◆ Action item ◆
Transcribe the records below. Leave every line exactly as written.

◆ Dataset extract ◆
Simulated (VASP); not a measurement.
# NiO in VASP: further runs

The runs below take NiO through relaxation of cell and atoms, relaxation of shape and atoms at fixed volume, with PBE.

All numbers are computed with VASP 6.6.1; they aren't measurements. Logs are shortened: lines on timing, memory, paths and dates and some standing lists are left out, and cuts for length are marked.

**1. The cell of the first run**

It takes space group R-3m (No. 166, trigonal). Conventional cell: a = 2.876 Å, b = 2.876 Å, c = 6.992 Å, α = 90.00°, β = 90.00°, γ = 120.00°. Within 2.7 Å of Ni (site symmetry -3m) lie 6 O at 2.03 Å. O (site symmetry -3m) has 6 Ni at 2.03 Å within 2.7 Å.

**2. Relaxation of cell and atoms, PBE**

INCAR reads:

◆ Written answer ◆
Simulated (VASP); not a measurement.
# NiO in VASP: further runs

The runs below take NiO through relaxation of cell and atoms, relaxation of shape and atoms at fixed volume, with PBE.

All numbers are computed with VASP 6.6.1; they aren't measurements. Logs are shortened: lines on timing, memory, paths and dates and some standing lists are left out, and cuts for length are marked.

**1. The cell of the first run**

It takes space group R-3m (No. 166, trigonal). Conventional cell: a = 2.876 Å, b = 2.876 Å, c = 6.992 Å, α = 90.00°, β = 90.00°, γ = 120.00°. Within 2.7 Å of Ni (site symmetry -3m) lie 6 O at 2.03 Å. O (site symmetry -3m) has 6 Ni at 2.03 Å within 2.7 Å.

**2. Relaxation of cell and atoms, PBE**

INCAR reads:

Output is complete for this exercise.